====== Extracted records ======

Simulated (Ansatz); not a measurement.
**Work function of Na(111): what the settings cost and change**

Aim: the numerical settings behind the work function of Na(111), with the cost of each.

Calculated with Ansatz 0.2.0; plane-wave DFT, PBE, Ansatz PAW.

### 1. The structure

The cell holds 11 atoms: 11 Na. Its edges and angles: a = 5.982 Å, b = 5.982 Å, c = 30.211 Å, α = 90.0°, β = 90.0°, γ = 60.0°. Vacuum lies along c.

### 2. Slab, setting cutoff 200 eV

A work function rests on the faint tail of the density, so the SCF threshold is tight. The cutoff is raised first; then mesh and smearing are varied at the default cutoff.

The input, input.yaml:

======

## Required action
Would you copy the entire listing exactly, missing nothing?

## Exercise answer
Simulated (Ansatz); not a measurement.
**Work function of Na(111): what the settings cost and change**

Aim: the numerical settings behind the work function of Na(111), with the cost of each.

Calculated with Ansatz 0.2.0; plane-wave DFT, PBE, Ansatz PAW.

### 1. The structure

The cell holds 11 atoms: 11 Na. Its edges and angles: a = 5.982 Å, b = 5.982 Å, c = 30.211 Å, α = 90.0°, β = 90.0°, γ = 60.0°. Vacuum lies along c.

### 2. Slab, setting cutoff 200 eV

A work function rests on the faint tail of the density, so the SCF threshold is tight. The cutoff is raised first; then mesh and smearing are varied at the default cutoff.

The input, input.yaml:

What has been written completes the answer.